# Brief:
Your task is to repeat the entries exactly from their first line through the line with "### KPOINTS", and to stop there.

━━━━━━━━━━
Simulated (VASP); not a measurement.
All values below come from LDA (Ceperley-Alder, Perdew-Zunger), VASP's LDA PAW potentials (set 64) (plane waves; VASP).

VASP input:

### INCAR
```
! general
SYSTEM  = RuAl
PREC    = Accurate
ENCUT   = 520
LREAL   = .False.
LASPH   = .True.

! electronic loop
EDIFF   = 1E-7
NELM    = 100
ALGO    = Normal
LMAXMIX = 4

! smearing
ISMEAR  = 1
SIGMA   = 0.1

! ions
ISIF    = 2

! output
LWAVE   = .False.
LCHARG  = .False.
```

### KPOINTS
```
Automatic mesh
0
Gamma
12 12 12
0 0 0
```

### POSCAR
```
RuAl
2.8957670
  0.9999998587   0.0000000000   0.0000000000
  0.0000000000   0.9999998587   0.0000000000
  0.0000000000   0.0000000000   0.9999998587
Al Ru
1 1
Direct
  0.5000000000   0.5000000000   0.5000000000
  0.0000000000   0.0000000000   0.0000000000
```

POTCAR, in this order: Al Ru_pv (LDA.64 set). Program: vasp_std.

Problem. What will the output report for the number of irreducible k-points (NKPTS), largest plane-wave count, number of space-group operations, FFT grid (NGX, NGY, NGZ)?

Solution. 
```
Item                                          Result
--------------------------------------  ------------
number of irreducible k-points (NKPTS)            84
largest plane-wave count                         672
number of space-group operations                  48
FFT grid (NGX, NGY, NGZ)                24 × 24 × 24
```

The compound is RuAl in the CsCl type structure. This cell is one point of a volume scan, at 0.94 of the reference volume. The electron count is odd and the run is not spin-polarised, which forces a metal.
━━━━━━━━━━

# Task result:
Simulated (VASP); not a measurement.
All values below come from LDA (Ceperley-Alder, Perdew-Zunger), VASP's LDA PAW potentials (set 64) (plane waves; VASP).

VASP input:

### INCAR
```
! general
SYSTEM  = RuAl
PREC    = Accurate
ENCUT   = 520
LREAL   = .False.
LASPH   = .True.

! electronic loop
EDIFF   = 1E-7
NELM    = 100
ALGO    = Normal
LMAXMIX = 4

! smearing
ISMEAR  = 1
SIGMA   = 0.1

! ions
ISIF    = 2

! output
LWAVE   = .False.
LCHARG  = .False.
```

### KPOINTS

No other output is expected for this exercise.